########

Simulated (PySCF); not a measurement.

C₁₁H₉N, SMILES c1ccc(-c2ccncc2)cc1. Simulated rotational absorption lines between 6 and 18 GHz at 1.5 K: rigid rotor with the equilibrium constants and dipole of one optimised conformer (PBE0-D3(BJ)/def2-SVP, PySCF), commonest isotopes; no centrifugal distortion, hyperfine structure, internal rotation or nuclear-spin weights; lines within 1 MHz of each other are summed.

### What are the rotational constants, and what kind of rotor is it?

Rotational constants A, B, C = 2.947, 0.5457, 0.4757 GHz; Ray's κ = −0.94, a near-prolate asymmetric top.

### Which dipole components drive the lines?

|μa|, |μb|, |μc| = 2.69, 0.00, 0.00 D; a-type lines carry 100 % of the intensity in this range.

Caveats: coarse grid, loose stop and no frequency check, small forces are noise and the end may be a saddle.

########

## Required action:
Give an exact copy of the lines above, from the top of the records to the line that contains "in this range.", taking in both ends.

## Answer section:
Simulated (PySCF); not a measurement.

C₁₁H₉N, SMILES c1ccc(-c2ccncc2)cc1. Simulated rotational absorption lines between 6 and 18 GHz at 1.5 K: rigid rotor with the equilibrium constants and dipole of one optimised conformer (PBE0-D3(BJ)/def2-SVP, PySCF), commonest isotopes; no centrifugal distortion, hyperfine structure, internal rotation or nuclear-spin weights; lines within 1 MHz of each other are summed.

### What are the rotational constants, and what kind of rotor is it?

Rotational constants A, B, C = 2.947, 0.5457, 0.4757 GHz; Ray's κ = −0.94, a near-prolate asymmetric top.

### Which dipole components drive the lines?

|μa|, |μb|, |μc| = 2.69, 0.00, 0.00 D; a-type lines carry 100 % of the intensity in this range.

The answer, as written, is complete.